[Opening PROVIDED DATA section]

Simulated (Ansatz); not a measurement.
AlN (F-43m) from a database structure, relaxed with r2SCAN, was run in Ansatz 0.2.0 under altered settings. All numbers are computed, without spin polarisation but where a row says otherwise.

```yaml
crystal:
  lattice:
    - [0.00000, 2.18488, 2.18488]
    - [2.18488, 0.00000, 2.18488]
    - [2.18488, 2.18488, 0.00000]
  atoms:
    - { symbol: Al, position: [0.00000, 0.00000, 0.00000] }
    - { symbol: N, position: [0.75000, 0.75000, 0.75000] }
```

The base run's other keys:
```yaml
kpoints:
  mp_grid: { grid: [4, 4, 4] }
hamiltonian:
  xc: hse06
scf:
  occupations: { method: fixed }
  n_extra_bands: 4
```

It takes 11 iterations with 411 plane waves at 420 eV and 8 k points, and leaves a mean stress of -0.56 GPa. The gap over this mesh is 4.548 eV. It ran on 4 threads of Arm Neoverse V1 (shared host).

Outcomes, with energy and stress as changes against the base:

[Closing PROVIDED DATA section]

_ACTIVITY_
Here the job is to output the lines from the start of the material through the line with "It takes 11", inclusive, exactly and with nothing else.

_TASK RESPONSE_
Simulated (Ansatz); not a measurement.
AlN (F-43m) from a database structure, relaxed with r2SCAN, was run in Ansatz 0.2.0 under altered settings. All numbers are computed, without spin polarisation but where a row says otherwise.

```yaml
crystal:
  lattice:
    - [0.00000, 2.18488, 2.18488]
    - [2.18488, 0.00000, 2.18488]
    - [2.18488, 2.18488, 0.00000]
  atoms:
    - { symbol: Al, position: [0.00000, 0.00000, 0.00000] }
    - { symbol: N, position: [0.75000, 0.75000, 0.75000] }
```

The base run's other keys:
```yaml
kpoints:
  mp_grid: { grid: [4, 4, 4] }
hamiltonian:
  xc: hse06
scf:
  occupations: { method: fixed }
  n_extra_bands: 4
```

It takes 11 iterations with 411 plane waves at 420 eV and 8 k points, and leaves a mean stress of -0.56 GPa. The gap over this mesh is 4.548 eV. It ran on 4 threads of Arm Neoverse V1 (shared host).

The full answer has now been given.